## Input data
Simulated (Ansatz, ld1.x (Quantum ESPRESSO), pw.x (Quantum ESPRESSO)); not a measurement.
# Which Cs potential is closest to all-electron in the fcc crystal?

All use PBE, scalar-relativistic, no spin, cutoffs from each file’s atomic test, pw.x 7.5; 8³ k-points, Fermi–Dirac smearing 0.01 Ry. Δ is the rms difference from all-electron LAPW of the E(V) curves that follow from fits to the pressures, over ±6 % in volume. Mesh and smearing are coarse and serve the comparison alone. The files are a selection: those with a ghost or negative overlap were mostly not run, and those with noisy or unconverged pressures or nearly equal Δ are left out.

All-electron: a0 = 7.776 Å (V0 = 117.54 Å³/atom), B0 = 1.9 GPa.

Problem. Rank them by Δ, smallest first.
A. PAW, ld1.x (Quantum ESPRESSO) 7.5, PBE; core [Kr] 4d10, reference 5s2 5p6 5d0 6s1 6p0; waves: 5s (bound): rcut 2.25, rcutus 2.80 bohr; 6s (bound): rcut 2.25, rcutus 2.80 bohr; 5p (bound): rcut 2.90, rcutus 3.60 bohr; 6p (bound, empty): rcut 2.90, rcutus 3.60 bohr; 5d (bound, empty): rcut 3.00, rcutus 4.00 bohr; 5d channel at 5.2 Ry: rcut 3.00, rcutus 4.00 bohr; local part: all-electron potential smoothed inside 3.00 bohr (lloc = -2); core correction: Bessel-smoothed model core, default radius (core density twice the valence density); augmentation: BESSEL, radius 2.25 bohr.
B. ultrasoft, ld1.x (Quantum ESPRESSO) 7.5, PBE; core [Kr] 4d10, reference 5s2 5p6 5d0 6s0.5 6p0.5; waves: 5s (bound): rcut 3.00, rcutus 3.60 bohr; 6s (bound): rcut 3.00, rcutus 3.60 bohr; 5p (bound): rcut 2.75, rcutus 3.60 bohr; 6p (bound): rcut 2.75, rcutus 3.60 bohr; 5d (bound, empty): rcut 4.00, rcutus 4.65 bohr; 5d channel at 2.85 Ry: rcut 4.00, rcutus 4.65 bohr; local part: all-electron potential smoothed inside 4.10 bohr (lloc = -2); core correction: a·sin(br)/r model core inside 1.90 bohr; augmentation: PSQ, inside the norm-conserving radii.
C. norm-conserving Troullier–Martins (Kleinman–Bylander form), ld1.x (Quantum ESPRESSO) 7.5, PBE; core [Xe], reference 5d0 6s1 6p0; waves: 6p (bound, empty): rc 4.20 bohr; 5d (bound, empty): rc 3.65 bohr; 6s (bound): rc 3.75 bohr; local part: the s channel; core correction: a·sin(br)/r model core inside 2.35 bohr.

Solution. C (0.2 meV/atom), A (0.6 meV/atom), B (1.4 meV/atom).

## Task item
Starting at the line above that holds "All-electron: a0 = 7.776" and ending at the line that holds "Problem. Rank them by Δ, smallest first.", transcribe each line exactly and include no other lines.

## Answer section
All-electron: a0 = 7.776 Å (V0 = 117.54 Å³/atom), B0 = 1.9 GPa.

Problem. Rank them by Δ, smallest first.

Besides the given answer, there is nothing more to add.